■ ■ ■ ■ ■

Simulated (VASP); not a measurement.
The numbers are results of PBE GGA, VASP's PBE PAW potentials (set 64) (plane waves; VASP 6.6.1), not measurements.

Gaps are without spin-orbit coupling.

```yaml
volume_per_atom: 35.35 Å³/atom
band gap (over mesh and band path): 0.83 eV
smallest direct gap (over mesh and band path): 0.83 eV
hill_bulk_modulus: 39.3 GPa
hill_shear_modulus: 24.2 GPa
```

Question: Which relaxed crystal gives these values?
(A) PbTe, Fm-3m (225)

■ ■ ■ ■ ■

### Assigned task
Set down each entry exactly as it appears above.

### Task answer
Simulated (VASP); not a measurement.
The numbers are results of PBE GGA, VASP's PBE PAW potentials (set 64) (plane waves; VASP 6.6.1), not measurements.

Gaps are without spin-orbit coupling.

```yaml
volume_per_atom: 35.35 Å³/atom
band gap (over mesh and band path): 0.83 eV
smallest direct gap (over mesh and band path): 0.83 eV
hill_bulk_modulus: 39.3 GPa
hill_shear_modulus: 24.2 GPa
```

Question: Which relaxed crystal gives these values?
(A) PbTe, Fm-3m (225)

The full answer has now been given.